Work item: Would you return, word for word, the lines of the data below from the line with "24.170 | 24.170 |" through the line with "C. too few SCF iterations", and no others?

** Opening Data under study block **
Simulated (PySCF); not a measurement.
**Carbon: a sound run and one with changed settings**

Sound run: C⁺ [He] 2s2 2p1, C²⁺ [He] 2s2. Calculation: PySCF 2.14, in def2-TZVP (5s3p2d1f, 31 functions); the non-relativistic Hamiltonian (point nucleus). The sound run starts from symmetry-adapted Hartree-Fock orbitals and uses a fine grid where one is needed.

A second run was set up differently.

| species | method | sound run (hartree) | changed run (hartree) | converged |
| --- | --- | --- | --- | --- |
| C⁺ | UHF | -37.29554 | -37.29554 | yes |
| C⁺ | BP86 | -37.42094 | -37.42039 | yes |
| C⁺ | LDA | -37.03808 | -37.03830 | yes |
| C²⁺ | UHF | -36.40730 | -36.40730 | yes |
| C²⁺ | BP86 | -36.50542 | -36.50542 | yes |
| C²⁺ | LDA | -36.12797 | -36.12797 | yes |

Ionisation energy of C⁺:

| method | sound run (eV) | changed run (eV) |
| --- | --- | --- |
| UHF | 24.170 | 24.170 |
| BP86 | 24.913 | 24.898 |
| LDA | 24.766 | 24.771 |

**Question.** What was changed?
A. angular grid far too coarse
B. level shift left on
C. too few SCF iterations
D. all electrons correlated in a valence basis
** Closing Data under study block **

Answer section:
| UHF | 24.170 | 24.170 |
| BP86 | 24.913 | 24.898 |
| LDA | 24.766 | 24.771 |

**Question.** What was changed?
A. angular grid far too coarse
B. level shift left on
C. too few SCF iterations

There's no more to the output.